▸ DATA EXTRACTS
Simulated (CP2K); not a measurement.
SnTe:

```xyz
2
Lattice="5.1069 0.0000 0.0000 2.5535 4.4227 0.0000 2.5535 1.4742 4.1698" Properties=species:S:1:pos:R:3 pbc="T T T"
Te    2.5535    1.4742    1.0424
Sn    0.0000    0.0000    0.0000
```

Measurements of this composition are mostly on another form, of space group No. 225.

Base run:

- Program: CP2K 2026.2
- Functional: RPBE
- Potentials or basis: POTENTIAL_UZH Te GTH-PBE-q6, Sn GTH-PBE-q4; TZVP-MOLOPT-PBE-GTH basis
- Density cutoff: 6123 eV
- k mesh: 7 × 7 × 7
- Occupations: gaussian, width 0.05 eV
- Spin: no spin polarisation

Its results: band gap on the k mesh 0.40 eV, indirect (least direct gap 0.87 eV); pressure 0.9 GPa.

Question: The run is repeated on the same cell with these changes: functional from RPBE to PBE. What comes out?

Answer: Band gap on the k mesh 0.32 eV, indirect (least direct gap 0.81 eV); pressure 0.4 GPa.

▸ WORK ITEM
Only the lines above, from the first through the one holding "Its results: band", are to be output, and they must be copied exactly.

▸ ANSWER AREA
Simulated (CP2K); not a measurement.
SnTe:

```xyz
2
Lattice="5.1069 0.0000 0.0000 2.5535 4.4227 0.0000 2.5535 1.4742 4.1698" Properties=species:S:1:pos:R:3 pbc="T T T"
Te    2.5535    1.4742    1.0424
Sn    0.0000    0.0000    0.0000
```

Measurements of this composition are mostly on another form, of space group No. 225.

Base run:

- Program: CP2K 2026.2
- Functional: RPBE
- Potentials or basis: POTENTIAL_UZH Te GTH-PBE-q6, Sn GTH-PBE-q4; TZVP-MOLOPT-PBE-GTH basis
- Density cutoff: 6123 eV
- k mesh: 7 × 7 × 7
- Occupations: gaussian, width 0.05 eV
- Spin: no spin polarisation

Its results: band gap on the k mesh 0.40 eV, indirect (least direct gap 0.87 eV); pressure 0.9 GPa.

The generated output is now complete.